--- REQUIREMENT ---
Give again, unaltered, the lines of the listing below that run from the line having "VASP | Ansatz |" through the line having "Solution. gap on".

--- DATA EXCERPTS ---
——

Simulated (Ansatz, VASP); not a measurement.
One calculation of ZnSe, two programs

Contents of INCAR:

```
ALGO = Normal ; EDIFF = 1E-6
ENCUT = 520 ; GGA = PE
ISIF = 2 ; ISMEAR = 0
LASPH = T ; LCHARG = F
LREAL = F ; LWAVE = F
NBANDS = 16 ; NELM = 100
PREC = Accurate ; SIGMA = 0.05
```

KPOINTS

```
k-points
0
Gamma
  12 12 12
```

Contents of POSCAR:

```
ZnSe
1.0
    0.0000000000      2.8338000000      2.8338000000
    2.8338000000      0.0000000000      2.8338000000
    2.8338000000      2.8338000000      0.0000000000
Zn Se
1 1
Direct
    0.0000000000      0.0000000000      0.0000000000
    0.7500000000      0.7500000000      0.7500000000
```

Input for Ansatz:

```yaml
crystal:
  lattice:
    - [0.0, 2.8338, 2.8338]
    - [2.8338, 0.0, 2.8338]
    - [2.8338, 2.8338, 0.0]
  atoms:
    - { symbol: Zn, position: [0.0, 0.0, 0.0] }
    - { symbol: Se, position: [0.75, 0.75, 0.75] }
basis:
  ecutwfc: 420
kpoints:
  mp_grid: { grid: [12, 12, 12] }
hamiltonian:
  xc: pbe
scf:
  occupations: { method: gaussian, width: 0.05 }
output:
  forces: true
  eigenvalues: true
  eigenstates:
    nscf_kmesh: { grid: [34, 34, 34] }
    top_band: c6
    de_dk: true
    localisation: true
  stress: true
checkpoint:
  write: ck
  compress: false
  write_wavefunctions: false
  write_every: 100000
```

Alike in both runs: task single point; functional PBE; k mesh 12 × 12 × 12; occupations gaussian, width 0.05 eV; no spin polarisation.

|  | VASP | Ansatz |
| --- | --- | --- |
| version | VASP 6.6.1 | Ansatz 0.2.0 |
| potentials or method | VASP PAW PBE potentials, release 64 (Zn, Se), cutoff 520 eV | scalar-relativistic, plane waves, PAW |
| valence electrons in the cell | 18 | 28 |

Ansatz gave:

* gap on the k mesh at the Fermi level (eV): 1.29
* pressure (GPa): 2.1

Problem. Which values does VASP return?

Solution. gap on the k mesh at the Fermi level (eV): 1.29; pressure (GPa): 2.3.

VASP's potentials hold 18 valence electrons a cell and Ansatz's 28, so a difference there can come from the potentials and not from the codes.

——

--- EXERCISE RESPONSE ---
|  | VASP | Ansatz |
| --- | --- | --- |
| version | VASP 6.6.1 | Ansatz 0.2.0 |
| potentials or method | VASP PAW PBE potentials, release 64 (Zn, Se), cutoff 520 eV | scalar-relativistic, plane waves, PAW |
| valence electrons in the cell | 18 | 28 |

Ansatz gave:

* gap on the k mesh at the Fermi level (eV): 1.29
* pressure (GPa): 2.1

Problem. Which values does VASP return?

Solution. gap on the k mesh at the Fermi level (eV): 1.29; pressure (GPa): 2.3.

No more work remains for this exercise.